## Dataset
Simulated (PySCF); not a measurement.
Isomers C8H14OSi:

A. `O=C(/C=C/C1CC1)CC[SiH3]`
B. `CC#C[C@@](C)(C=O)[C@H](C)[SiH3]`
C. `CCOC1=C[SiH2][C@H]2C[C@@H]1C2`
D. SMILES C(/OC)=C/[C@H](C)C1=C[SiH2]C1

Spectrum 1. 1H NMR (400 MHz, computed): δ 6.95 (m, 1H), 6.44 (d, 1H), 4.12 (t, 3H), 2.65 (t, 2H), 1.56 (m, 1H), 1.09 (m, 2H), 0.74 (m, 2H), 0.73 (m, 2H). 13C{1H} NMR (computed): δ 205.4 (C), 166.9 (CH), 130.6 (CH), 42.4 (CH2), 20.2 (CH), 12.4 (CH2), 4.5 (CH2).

## Work instruction
Each record is to be retyped exactly as it appears.

## Worked solution
Simulated (PySCF); not a measurement.
Isomers C8H14OSi:

A. `O=C(/C=C/C1CC1)CC[SiH3]`
B. `CC#C[C@@](C)(C=O)[C@H](C)[SiH3]`
C. `CCOC1=C[SiH2][C@H]2C[C@@H]1C2`
D. SMILES C(/OC)=C/[C@H](C)C1=C[SiH2]C1

Spectrum 1. 1H NMR (400 MHz, computed): δ 6.95 (m, 1H), 6.44 (d, 1H), 4.12 (t, 3H), 2.65 (t, 2H), 1.56 (m, 1H), 1.09 (m, 2H), 0.74 (m, 2H), 0.73 (m, 2H). 13C{1H} NMR (computed): δ 205.4 (C), 166.9 (CH), 130.6 (CH), 42.4 (CH2), 20.2 (CH), 12.4 (CH2), 4.5 (CH2).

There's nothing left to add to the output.